:: ENTRIES SUPPLIED ::
--- START ---

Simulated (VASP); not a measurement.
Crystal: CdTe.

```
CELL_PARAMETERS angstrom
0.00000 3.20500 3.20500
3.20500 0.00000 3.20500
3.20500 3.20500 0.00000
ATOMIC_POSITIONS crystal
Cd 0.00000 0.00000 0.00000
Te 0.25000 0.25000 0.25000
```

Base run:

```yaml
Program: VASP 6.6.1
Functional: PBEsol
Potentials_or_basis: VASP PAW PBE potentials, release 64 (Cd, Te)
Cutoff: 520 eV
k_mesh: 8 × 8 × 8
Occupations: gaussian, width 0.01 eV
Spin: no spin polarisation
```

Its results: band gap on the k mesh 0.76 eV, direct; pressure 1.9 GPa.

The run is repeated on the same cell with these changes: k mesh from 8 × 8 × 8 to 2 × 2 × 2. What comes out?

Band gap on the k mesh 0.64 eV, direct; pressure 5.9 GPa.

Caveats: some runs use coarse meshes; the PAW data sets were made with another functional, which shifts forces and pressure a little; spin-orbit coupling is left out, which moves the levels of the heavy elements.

--- END ---

:: EXERCISE ::
The stopping point is the line containing "Band gap on the k mesh 0.64". Reproduce exactly every line of the material from the first through that one.

:: WORKED SOLUTION ::
Simulated (VASP); not a measurement.
Crystal: CdTe.

```
CELL_PARAMETERS angstrom
0.00000 3.20500 3.20500
3.20500 0.00000 3.20500
3.20500 3.20500 0.00000
ATOMIC_POSITIONS crystal
Cd 0.00000 0.00000 0.00000
Te 0.25000 0.25000 0.25000
```

Base run:

```yaml
Program: VASP 6.6.1
Functional: PBEsol
Potentials_or_basis: VASP PAW PBE potentials, release 64 (Cd, Te)
Cutoff: 520 eV
k_mesh: 8 × 8 × 8
Occupations: gaussian, width 0.01 eV
Spin: no spin polarisation
```

Its results: band gap on the k mesh 0.76 eV, direct; pressure 1.9 GPa.

The run is repeated on the same cell with these changes: k mesh from 8 × 8 × 8 to 2 × 2 × 2. What comes out?

Band gap on the k mesh 0.64 eV, direct; pressure 5.9 GPa.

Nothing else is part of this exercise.